Assigned task → The lines from the start of the listing through the line containing "The line is" should be printed exactly, and no other lines should be printed.

BEGIN
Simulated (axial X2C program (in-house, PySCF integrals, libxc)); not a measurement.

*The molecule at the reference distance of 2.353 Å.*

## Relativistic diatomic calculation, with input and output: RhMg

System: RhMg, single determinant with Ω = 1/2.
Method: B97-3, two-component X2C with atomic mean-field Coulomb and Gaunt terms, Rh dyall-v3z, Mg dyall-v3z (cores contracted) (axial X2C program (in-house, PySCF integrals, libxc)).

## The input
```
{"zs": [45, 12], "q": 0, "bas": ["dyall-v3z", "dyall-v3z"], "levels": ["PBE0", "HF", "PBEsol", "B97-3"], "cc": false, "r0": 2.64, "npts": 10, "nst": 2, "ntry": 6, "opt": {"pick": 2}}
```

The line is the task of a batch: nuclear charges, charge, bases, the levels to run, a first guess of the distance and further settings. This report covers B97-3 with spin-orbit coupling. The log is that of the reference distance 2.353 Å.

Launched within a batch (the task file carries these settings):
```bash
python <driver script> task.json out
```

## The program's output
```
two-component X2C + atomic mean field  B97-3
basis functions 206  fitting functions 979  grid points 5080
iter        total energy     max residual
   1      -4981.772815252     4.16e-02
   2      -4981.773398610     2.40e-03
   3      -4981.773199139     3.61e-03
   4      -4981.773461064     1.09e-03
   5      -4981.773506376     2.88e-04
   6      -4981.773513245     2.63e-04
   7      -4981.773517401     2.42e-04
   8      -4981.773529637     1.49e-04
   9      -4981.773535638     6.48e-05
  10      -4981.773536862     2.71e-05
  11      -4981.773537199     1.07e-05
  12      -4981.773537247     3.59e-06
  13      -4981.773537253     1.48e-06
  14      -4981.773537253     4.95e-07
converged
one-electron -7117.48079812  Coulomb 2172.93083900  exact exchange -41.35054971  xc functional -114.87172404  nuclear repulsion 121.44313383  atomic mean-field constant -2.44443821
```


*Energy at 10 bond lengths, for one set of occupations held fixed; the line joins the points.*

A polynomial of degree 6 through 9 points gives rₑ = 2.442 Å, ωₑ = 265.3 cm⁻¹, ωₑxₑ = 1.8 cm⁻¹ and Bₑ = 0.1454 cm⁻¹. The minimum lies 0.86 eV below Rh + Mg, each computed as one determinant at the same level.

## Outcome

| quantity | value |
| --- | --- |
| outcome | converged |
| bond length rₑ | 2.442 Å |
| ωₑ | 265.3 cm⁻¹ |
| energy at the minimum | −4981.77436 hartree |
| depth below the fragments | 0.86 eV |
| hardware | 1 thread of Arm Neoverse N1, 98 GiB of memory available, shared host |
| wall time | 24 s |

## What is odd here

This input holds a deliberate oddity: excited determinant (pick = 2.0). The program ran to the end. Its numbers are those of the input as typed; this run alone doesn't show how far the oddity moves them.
END

Response →
Simulated (axial X2C program (in-house, PySCF integrals, libxc)); not a measurement.

*The molecule at the reference distance of 2.353 Å.*

## Relativistic diatomic calculation, with input and output: RhMg

System: RhMg, single determinant with Ω = 1/2.
Method: B97-3, two-component X2C with atomic mean-field Coulomb and Gaunt terms, Rh dyall-v3z, Mg dyall-v3z (cores contracted) (axial X2C program (in-house, PySCF integrals, libxc)).

## The input
```
{"zs": [45, 12], "q": 0, "bas": ["dyall-v3z", "dyall-v3z"], "levels": ["PBE0", "HF", "PBEsol", "B97-3"], "cc": false, "r0": 2.64, "npts": 10, "nst": 2, "ntry": 6, "opt": {"pick": 2}}
```

The line is the task of a batch: nuclear charges, charge, bases, the levels to run, a first guess of the distance and further settings. This report covers B97-3 with spin-orbit coupling. The log is that of the reference distance 2.353 Å.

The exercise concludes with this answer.